[Opening DATA RECORDS section]
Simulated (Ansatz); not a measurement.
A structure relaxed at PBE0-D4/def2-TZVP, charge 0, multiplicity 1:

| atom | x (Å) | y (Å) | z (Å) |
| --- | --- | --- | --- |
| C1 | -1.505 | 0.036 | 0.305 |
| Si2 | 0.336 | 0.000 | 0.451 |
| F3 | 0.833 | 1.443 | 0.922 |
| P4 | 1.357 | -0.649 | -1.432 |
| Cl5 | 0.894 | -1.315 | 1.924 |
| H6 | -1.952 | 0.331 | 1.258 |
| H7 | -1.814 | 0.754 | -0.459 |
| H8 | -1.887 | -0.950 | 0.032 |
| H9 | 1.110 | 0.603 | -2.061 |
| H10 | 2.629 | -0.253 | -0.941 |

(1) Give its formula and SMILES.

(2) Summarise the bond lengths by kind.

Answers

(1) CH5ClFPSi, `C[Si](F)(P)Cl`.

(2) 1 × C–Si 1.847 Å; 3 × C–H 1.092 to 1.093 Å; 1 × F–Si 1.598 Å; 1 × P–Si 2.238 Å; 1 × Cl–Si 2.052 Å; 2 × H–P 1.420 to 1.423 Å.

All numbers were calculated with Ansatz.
[Closing DATA RECORDS section]

## BRIEF
Each line in the listing is to be returned exactly.

## ANSWER SPACE
Simulated (Ansatz); not a measurement.
A structure relaxed at PBE0-D4/def2-TZVP, charge 0, multiplicity 1:

| atom | x (Å) | y (Å) | z (Å) |
| --- | --- | --- | --- |
| C1 | -1.505 | 0.036 | 0.305 |
| Si2 | 0.336 | 0.000 | 0.451 |
| F3 | 0.833 | 1.443 | 0.922 |
| P4 | 1.357 | -0.649 | -1.432 |
| Cl5 | 0.894 | -1.315 | 1.924 |
| H6 | -1.952 | 0.331 | 1.258 |
| H7 | -1.814 | 0.754 | -0.459 |
| H8 | -1.887 | -0.950 | 0.032 |
| H9 | 1.110 | 0.603 | -2.061 |
| H10 | 2.629 | -0.253 | -0.941 |

(1) Give its formula and SMILES.

(2) Summarise the bond lengths by kind.

Answers

(1) CH5ClFPSi, `C[Si](F)(P)Cl`.

(2) 1 × C–Si 1.847 Å; 3 × C–H 1.092 to 1.093 Å; 1 × F–Si 1.598 Å; 1 × P–Si 2.238 Å; 1 × Cl–Si 2.052 Å; 2 × H–P 1.420 to 1.423 Å.

All numbers were calculated with Ansatz.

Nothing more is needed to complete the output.